[EXCERPTED RECORDS]
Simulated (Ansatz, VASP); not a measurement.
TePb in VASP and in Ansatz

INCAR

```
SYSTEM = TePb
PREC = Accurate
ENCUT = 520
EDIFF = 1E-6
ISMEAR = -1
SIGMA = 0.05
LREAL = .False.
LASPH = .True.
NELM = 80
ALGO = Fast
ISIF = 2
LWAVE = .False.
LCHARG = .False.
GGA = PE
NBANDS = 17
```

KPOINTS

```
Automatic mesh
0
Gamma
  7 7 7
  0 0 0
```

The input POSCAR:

[EXERCISE]
Would you retype all of the data exactly as shown?

[TASK SOLUTION]
Simulated (Ansatz, VASP); not a measurement.
TePb in VASP and in Ansatz

INCAR

```
SYSTEM = TePb
PREC = Accurate
ENCUT = 520
EDIFF = 1E-6
ISMEAR = -1
SIGMA = 0.05
LREAL = .False.
LASPH = .True.
NELM = 80
ALGO = Fast
ISIF = 2
LWAVE = .False.
LCHARG = .False.
GGA = PE
NBANDS = 17
```

KPOINTS

```
Automatic mesh
0
Gamma
  7 7 7
  0 0 0
```

The input POSCAR:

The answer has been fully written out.